DATA LISTING |
· · · · ·

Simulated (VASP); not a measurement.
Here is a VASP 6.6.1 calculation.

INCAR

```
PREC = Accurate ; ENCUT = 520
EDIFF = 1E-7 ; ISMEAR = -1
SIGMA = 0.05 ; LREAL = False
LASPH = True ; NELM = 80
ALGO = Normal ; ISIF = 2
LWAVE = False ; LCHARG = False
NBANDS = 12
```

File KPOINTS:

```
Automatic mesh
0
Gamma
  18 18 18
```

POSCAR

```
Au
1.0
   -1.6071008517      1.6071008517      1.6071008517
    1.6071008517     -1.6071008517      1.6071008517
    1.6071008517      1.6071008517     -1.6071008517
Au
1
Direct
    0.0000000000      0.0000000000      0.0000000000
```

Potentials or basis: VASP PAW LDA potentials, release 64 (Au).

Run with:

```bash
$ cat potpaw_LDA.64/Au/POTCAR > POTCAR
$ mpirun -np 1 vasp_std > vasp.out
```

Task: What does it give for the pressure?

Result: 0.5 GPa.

· · · · ·

WORK INSTRUCTION | Repeat the entries above exactly, from the first line through the line containing "Task: What does it give for the pressure?".

ANSWER SECTION |
Simulated (VASP); not a measurement.
Here is a VASP 6.6.1 calculation.

INCAR

```
PREC = Accurate ; ENCUT = 520
EDIFF = 1E-7 ; ISMEAR = -1
SIGMA = 0.05 ; LREAL = False
LASPH = True ; NELM = 80
ALGO = Normal ; ISIF = 2
LWAVE = False ; LCHARG = False
NBANDS = 12
```

File KPOINTS:

```
Automatic mesh
0
Gamma
  18 18 18
```

POSCAR

```
Au
1.0
   -1.6071008517      1.6071008517      1.6071008517
    1.6071008517     -1.6071008517      1.6071008517
    1.6071008517      1.6071008517     -1.6071008517
Au
1
Direct
    0.0000000000      0.0000000000      0.0000000000
```

Potentials or basis: VASP PAW LDA potentials, release 64 (Au).

Run with:

```bash
$ cat potpaw_LDA.64/Au/POTCAR > POTCAR
$ mpirun -np 1 vasp_std > vasp.out
```

Task: What does it give for the pressure?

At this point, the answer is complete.